# Work task:
For every record below, write out an exact copy.

++++++++++
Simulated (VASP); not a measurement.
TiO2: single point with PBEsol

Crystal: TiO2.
++++++++++

# Expected answer:
Simulated (VASP); not a measurement.
TiO2: single point with PBEsol

Crystal: TiO2.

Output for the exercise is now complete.